• Material provided:
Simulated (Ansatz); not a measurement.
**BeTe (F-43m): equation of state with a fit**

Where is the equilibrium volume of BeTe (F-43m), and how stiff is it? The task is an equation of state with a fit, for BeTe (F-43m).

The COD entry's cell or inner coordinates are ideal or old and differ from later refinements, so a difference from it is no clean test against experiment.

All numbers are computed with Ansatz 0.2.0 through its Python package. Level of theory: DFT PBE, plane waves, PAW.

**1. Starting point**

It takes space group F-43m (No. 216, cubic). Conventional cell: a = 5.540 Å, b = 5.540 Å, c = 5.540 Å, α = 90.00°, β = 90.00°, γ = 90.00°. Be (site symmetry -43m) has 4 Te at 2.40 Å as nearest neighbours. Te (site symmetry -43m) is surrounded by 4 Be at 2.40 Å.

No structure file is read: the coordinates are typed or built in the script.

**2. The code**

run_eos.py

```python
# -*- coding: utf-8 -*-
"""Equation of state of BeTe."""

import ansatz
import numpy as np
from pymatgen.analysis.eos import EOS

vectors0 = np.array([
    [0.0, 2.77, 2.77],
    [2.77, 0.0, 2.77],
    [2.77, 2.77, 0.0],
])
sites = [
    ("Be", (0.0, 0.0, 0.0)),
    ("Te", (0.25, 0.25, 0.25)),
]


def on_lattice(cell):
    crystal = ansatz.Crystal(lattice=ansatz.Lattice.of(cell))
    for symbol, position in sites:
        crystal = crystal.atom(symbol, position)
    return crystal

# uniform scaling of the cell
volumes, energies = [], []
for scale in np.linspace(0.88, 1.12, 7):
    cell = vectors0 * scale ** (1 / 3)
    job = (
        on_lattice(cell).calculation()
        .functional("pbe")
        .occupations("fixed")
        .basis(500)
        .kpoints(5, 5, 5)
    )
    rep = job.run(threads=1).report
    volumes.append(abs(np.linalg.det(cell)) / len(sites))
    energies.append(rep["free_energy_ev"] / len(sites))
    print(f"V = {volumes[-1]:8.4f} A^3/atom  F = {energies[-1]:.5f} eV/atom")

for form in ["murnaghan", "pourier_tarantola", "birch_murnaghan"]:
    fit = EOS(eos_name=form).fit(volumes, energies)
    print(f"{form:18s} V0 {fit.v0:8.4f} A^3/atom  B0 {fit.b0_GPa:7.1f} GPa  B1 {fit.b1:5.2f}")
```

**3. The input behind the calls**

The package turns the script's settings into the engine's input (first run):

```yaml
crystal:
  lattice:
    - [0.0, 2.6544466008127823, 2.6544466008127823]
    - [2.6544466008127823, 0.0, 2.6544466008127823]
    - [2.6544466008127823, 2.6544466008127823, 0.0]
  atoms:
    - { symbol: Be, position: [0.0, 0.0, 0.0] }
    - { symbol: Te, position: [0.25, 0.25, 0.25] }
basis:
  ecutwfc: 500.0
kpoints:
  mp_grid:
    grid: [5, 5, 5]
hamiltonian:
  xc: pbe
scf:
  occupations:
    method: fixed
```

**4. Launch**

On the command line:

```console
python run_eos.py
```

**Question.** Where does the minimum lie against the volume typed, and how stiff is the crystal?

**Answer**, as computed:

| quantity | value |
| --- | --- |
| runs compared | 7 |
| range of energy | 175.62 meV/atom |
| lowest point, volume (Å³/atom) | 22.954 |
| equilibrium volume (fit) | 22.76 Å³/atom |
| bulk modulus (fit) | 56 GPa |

• Task item: Could you restate word for word the lines above, from the one that contains "compared | 7 |" through the one that contains "22.76 Å³/atom |", and no others?

• Task response:
| runs compared | 7 |
| range of energy | 175.62 meV/atom |
| lowest point, volume (Å³/atom) | 22.954 |
| equilibrium volume (fit) | 22.76 Å³/atom |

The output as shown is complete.